Task item: A word-for-word printout of the whole listing is needed.

[[ Data to examine, beginning ]]
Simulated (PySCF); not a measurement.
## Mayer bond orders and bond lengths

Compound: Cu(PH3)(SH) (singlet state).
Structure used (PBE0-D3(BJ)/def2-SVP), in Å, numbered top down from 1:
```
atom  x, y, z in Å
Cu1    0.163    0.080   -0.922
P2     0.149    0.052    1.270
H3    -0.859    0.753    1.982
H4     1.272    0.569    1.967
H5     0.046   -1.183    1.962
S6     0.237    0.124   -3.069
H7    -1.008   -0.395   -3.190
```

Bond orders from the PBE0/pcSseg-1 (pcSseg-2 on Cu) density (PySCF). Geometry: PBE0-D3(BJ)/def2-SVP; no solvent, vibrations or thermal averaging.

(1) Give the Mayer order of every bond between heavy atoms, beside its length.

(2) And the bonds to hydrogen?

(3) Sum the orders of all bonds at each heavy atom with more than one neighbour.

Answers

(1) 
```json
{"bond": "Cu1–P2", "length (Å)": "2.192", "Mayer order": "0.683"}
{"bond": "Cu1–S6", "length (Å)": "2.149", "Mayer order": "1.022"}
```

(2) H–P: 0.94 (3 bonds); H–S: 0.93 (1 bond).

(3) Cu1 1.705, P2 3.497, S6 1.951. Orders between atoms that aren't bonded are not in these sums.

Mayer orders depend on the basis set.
[[ Data to examine, end ]]

Exercise result:
Simulated (PySCF); not a measurement.
## Mayer bond orders and bond lengths

Compound: Cu(PH3)(SH) (singlet state).
Structure used (PBE0-D3(BJ)/def2-SVP), in Å, numbered top down from 1:
```
atom  x, y, z in Å
Cu1    0.163    0.080   -0.922
P2     0.149    0.052    1.270
H3    -0.859    0.753    1.982
H4     1.272    0.569    1.967
H5     0.046   -1.183    1.962
S6     0.237    0.124   -3.069
H7    -1.008   -0.395   -3.190
```

Bond orders from the PBE0/pcSseg-1 (pcSseg-2 on Cu) density (PySCF). Geometry: PBE0-D3(BJ)/def2-SVP; no solvent, vibrations or thermal averaging.

(1) Give the Mayer order of every bond between heavy atoms, beside its length.

(2) And the bonds to hydrogen?

(3) Sum the orders of all bonds at each heavy atom with more than one neighbour.

Answers

(1) 
```json
{"bond": "Cu1–P2", "length (Å)": "2.192", "Mayer order": "0.683"}
{"bond": "Cu1–S6", "length (Å)": "2.149", "Mayer order": "1.022"}
```

(2) H–P: 0.94 (3 bonds); H–S: 0.93 (1 bond).

(3) Cu1 1.705, P2 3.497, S6 1.951. Orders between atoms that aren't bonded are not in these sums.

Mayer orders depend on the basis set.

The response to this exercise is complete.